----- Input data -----
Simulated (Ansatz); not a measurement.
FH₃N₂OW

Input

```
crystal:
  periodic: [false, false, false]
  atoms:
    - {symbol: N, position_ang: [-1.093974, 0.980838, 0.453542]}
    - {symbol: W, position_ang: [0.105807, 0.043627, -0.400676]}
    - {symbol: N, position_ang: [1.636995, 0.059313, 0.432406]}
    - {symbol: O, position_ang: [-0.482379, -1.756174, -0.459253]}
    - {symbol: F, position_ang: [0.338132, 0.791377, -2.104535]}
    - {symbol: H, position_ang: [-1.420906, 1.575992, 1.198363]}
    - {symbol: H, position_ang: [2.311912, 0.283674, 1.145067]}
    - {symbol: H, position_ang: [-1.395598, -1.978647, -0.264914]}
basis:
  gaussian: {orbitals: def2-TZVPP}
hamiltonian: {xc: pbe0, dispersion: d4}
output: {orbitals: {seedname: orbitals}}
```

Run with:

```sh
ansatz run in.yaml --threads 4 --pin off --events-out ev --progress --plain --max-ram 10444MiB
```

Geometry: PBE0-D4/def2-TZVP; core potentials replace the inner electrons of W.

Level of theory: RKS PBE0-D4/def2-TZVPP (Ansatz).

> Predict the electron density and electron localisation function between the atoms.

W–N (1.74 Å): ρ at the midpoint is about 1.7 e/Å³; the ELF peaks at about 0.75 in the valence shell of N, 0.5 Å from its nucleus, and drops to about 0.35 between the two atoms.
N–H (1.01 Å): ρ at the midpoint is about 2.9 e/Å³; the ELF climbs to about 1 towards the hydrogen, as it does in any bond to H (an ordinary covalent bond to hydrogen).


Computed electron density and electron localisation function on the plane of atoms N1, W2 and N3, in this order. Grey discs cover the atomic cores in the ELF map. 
-----

Please, from the entries above, set down exactly the lines from the one containing "Geometry: PBE0-D4/def2-TZVP; core" through the one containing "N–H (1.01 Å): ρ", and only those.

--- Exercise output ---
Geometry: PBE0-D4/def2-TZVP; core potentials replace the inner electrons of W.

Level of theory: RKS PBE0-D4/def2-TZVPP (Ansatz).

> Predict the electron density and electron localisation function between the atoms.

W–N (1.74 Å): ρ at the midpoint is about 1.7 e/Å³; the ELF peaks at about 0.75 in the valence shell of N, 0.5 Å from its nucleus, and drops to about 0.35 between the two atoms.
N–H (1.01 Å): ρ at the midpoint is about 2.9 e/Å³; the ELF climbs to about 1 towards the hydrogen, as it does in any bond to H (an ordinary covalent bond to hydrogen).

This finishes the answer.